- **RECORD EXCERPTS**:
────────────────────────────────────────

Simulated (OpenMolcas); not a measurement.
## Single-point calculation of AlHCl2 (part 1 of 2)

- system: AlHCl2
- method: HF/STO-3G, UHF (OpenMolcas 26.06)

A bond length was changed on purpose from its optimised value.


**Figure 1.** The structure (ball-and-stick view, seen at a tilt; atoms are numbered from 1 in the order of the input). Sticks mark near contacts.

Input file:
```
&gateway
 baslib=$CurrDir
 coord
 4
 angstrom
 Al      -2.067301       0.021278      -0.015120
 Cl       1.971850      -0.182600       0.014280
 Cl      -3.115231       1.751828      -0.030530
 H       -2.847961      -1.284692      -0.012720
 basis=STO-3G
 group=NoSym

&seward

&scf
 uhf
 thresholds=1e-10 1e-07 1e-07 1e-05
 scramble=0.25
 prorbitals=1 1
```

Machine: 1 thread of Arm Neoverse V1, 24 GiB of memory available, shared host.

────────────────────────────────────────

- **REQUIREMENT**:
What this task asks for is an exact copy of the material above.

- **ANSWER BOX**:
Simulated (OpenMolcas); not a measurement.
## Single-point calculation of AlHCl2 (part 1 of 2)

- system: AlHCl2
- method: HF/STO-3G, UHF (OpenMolcas 26.06)

A bond length was changed on purpose from its optimised value.


**Figure 1.** The structure (ball-and-stick view, seen at a tilt; atoms are numbered from 1 in the order of the input). Sticks mark near contacts.

Input file:
```
&gateway
 baslib=$CurrDir
 coord
 4
 angstrom
 Al      -2.067301       0.021278      -0.015120
 Cl       1.971850      -0.182600       0.014280
 Cl      -3.115231       1.751828      -0.030530
 H       -2.847961      -1.284692      -0.012720
 basis=STO-3G
 group=NoSym

&seward

&scf
 uhf
 thresholds=1e-10 1e-07 1e-07 1e-05
 scramble=0.25
 prorbitals=1 1
```

Machine: 1 thread of Arm Neoverse V1, 24 GiB of memory available, shared host.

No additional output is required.